★ ★ ★
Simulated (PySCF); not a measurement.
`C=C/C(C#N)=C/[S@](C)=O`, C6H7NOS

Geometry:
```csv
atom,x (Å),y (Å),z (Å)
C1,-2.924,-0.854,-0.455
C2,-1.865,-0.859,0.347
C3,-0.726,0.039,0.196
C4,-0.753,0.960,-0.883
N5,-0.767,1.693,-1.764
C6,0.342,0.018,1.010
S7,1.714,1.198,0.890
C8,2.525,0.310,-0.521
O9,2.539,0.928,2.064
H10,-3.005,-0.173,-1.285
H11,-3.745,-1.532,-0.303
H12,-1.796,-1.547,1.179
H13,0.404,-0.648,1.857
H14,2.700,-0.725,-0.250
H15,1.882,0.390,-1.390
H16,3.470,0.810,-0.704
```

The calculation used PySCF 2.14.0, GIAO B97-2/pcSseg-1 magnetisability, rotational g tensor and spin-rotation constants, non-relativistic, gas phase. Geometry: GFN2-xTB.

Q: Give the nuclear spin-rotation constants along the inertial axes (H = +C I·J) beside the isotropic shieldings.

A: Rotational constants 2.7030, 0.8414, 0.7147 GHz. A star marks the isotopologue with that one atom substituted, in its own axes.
★ ★ ★

▶ [ACTION ITEM]
Using the records above, set down exactly the lines from the one with "The calculation used" through the one with "Q: Give the", inclusive, and nothing more.

▶ [YOUR SOLUTION]
The calculation used PySCF 2.14.0, GIAO B97-2/pcSseg-1 magnetisability, rotational g tensor and spin-rotation constants, non-relativistic, gas phase. Geometry: GFN2-xTB.

Q: Give the nuclear spin-rotation constants along the inertial axes (H = +C I·J) beside the isotropic shieldings.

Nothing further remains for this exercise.